▶ **Provided data**:
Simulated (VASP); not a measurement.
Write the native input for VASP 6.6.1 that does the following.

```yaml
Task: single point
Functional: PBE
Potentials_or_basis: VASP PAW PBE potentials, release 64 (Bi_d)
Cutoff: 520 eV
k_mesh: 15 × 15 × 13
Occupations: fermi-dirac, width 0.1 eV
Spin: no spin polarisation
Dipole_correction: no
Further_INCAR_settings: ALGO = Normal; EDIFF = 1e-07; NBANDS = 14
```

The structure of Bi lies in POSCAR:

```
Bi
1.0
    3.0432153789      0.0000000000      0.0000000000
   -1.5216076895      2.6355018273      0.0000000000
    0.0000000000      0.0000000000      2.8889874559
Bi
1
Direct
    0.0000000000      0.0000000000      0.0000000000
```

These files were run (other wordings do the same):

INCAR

▶ **Work order**: Exactly reproduce every line of the records.

▶ **Written reply**:
Simulated (VASP); not a measurement.
Write the native input for VASP 6.6.1 that does the following.

```yaml
Task: single point
Functional: PBE
Potentials_or_basis: VASP PAW PBE potentials, release 64 (Bi_d)
Cutoff: 520 eV
k_mesh: 15 × 15 × 13
Occupations: fermi-dirac, width 0.1 eV
Spin: no spin polarisation
Dipole_correction: no
Further_INCAR_settings: ALGO = Normal; EDIFF = 1e-07; NBANDS = 14
```

The structure of Bi lies in POSCAR:

```
Bi
1.0
    3.0432153789      0.0000000000      0.0000000000
   -1.5216076895      2.6355018273      0.0000000000
    0.0000000000      0.0000000000      2.8889874559
Bi
1
Direct
    0.0000000000      0.0000000000      0.0000000000
```

These files were run (other wordings do the same):

INCAR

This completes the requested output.